_Given records_
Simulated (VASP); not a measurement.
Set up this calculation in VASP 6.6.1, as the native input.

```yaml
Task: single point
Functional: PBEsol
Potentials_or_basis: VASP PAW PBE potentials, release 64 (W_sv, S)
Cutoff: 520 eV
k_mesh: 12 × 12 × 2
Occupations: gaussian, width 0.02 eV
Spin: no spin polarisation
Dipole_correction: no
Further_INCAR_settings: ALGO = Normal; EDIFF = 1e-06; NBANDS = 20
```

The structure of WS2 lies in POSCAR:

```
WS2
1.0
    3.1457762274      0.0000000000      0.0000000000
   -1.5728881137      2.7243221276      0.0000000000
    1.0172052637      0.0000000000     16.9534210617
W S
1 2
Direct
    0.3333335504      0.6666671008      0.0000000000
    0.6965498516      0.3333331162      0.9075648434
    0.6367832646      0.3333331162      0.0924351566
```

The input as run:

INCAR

_Requirement_
The whole listing needs copying. Write it out exactly.

_Answer area_
Simulated (VASP); not a measurement.
Set up this calculation in VASP 6.6.1, as the native input.

```yaml
Task: single point
Functional: PBEsol
Potentials_or_basis: VASP PAW PBE potentials, release 64 (W_sv, S)
Cutoff: 520 eV
k_mesh: 12 × 12 × 2
Occupations: gaussian, width 0.02 eV
Spin: no spin polarisation
Dipole_correction: no
Further_INCAR_settings: ALGO = Normal; EDIFF = 1e-06; NBANDS = 20
```

The structure of WS2 lies in POSCAR:

```
WS2
1.0
    3.1457762274      0.0000000000      0.0000000000
   -1.5728881137      2.7243221276      0.0000000000
    1.0172052637      0.0000000000     16.9534210617
W S
1 2
Direct
    0.3333335504      0.6666671008      0.0000000000
    0.6965498516      0.3333331162      0.9075648434
    0.6367832646      0.3333331162      0.0924351566
```

The input as run:

INCAR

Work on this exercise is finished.